> _EXERCISE_: Give back an exact copy of the lines from the start of the material through the line bearing "A k mesh can miss the band edges.". Include both ends and nothing else.

+ + + +
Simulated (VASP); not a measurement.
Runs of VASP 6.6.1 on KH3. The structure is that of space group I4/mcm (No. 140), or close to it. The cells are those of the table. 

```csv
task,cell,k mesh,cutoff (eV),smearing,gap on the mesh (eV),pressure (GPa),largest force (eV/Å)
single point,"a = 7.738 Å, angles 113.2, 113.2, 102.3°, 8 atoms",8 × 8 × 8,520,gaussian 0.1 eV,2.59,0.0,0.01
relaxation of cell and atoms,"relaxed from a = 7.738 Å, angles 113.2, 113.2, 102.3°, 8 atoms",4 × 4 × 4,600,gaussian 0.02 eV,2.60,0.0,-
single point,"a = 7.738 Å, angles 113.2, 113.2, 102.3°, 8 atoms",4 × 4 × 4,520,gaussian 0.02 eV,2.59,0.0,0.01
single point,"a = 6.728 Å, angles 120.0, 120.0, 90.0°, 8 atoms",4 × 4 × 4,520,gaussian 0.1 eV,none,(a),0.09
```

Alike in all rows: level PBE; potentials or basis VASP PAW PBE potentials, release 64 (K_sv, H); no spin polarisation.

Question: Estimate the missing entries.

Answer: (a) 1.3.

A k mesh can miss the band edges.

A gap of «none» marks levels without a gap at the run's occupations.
+ + + +

> _ANSWER SPACE_:
Simulated (VASP); not a measurement.
Runs of VASP 6.6.1 on KH3. The structure is that of space group I4/mcm (No. 140), or close to it. The cells are those of the table. 

```csv
task,cell,k mesh,cutoff (eV),smearing,gap on the mesh (eV),pressure (GPa),largest force (eV/Å)
single point,"a = 7.738 Å, angles 113.2, 113.2, 102.3°, 8 atoms",8 × 8 × 8,520,gaussian 0.1 eV,2.59,0.0,0.01
relaxation of cell and atoms,"relaxed from a = 7.738 Å, angles 113.2, 113.2, 102.3°, 8 atoms",4 × 4 × 4,600,gaussian 0.02 eV,2.60,0.0,-
single point,"a = 7.738 Å, angles 113.2, 113.2, 102.3°, 8 atoms",4 × 4 × 4,520,gaussian 0.02 eV,2.59,0.0,0.01
single point,"a = 6.728 Å, angles 120.0, 120.0, 90.0°, 8 atoms",4 × 4 × 4,520,gaussian 0.1 eV,none,(a),0.09
```

Alike in all rows: level PBE; potentials or basis VASP PAW PBE potentials, release 64 (K_sv, H); no spin polarisation.

Question: Estimate the missing entries.

Answer: (a) 1.3.

A k mesh can miss the band edges.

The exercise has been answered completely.